Assignment ::
Nothing in the records should change; write them all out exactly.

+++ Available data +++

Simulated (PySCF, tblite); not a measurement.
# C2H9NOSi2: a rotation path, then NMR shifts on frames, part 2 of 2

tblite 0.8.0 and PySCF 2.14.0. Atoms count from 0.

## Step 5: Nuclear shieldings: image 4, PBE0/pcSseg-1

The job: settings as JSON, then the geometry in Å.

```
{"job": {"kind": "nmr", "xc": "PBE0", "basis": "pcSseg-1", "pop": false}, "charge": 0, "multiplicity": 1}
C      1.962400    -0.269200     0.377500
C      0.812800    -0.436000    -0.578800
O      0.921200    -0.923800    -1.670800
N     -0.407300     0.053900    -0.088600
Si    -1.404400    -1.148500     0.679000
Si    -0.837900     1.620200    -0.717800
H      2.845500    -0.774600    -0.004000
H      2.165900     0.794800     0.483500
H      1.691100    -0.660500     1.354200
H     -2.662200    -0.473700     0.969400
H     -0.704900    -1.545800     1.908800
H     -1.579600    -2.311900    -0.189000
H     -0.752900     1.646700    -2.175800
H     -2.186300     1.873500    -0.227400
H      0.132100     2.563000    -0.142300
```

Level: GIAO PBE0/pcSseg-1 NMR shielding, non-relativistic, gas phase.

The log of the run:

+++

Result ::
Simulated (PySCF, tblite); not a measurement.
# C2H9NOSi2: a rotation path, then NMR shifts on frames, part 2 of 2

tblite 0.8.0 and PySCF 2.14.0. Atoms count from 0.

## Step 5: Nuclear shieldings: image 4, PBE0/pcSseg-1

The job: settings as JSON, then the geometry in Å.

```
{"job": {"kind": "nmr", "xc": "PBE0", "basis": "pcSseg-1", "pop": false}, "charge": 0, "multiplicity": 1}
C      1.962400    -0.269200     0.377500
C      0.812800    -0.436000    -0.578800
O      0.921200    -0.923800    -1.670800
N     -0.407300     0.053900    -0.088600
Si    -1.404400    -1.148500     0.679000
Si    -0.837900     1.620200    -0.717800
H      2.845500    -0.774600    -0.004000
H      2.165900     0.794800     0.483500
H      1.691100    -0.660500     1.354200
H     -2.662200    -0.473700     0.969400
H     -0.704900    -1.545800     1.908800
H     -1.579600    -2.311900    -0.189000
H     -0.752900     1.646700    -2.175800
H     -2.186300     1.873500    -0.227400
H      0.132100     2.563000    -0.142300
```

Level: GIAO PBE0/pcSseg-1 NMR shielding, non-relativistic, gas phase.

The log of the run:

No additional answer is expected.